○ ○ ○ ○

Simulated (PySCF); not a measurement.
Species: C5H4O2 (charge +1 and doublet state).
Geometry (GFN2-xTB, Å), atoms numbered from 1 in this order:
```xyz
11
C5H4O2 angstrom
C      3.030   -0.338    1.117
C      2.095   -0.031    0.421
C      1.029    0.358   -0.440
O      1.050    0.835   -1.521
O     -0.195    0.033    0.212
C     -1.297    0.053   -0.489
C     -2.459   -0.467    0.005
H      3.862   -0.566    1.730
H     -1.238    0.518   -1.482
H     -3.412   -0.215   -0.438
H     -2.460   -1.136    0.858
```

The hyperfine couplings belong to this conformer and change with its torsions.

○ ○ ○ ○

Work item — Return the lines above exactly, keeping every word.

Result —
Simulated (PySCF); not a measurement.
Species: C5H4O2 (charge +1 and doublet state).
Geometry (GFN2-xTB, Å), atoms numbered from 1 in this order:
```xyz
11
C5H4O2 angstrom
C      3.030   -0.338    1.117
C      2.095   -0.031    0.421
C      1.029    0.358   -0.440
O      1.050    0.835   -1.521
O     -0.195    0.033    0.212
C     -1.297    0.053   -0.489
C     -2.459   -0.467    0.005
H      3.862   -0.566    1.730
H     -1.238    0.518   -1.482
H     -3.412   -0.215   -0.438
H     -2.460   -1.136    0.858
```

The hyperfine couplings belong to this conformer and change with its torsions.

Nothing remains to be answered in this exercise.